### Data under study:
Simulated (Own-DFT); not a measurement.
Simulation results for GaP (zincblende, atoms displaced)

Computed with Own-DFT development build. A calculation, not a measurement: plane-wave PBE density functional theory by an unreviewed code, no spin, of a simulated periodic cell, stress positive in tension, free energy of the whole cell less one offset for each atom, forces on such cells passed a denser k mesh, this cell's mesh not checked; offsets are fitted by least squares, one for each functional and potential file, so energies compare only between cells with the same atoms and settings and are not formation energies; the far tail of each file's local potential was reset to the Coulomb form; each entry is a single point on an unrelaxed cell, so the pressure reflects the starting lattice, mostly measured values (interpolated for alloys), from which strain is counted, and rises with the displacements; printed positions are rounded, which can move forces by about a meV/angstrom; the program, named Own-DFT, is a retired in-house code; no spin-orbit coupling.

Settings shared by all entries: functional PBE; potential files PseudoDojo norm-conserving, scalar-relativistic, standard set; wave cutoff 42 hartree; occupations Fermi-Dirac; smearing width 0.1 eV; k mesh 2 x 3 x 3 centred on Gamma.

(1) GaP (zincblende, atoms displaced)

### Work order:
Every line from the start of the material above through the line that contains "Simulation results for" must be written out exactly, with both ends included.

### Written reply:
Simulated (Own-DFT); not a measurement.
Simulation results for GaP (zincblende, atoms displaced)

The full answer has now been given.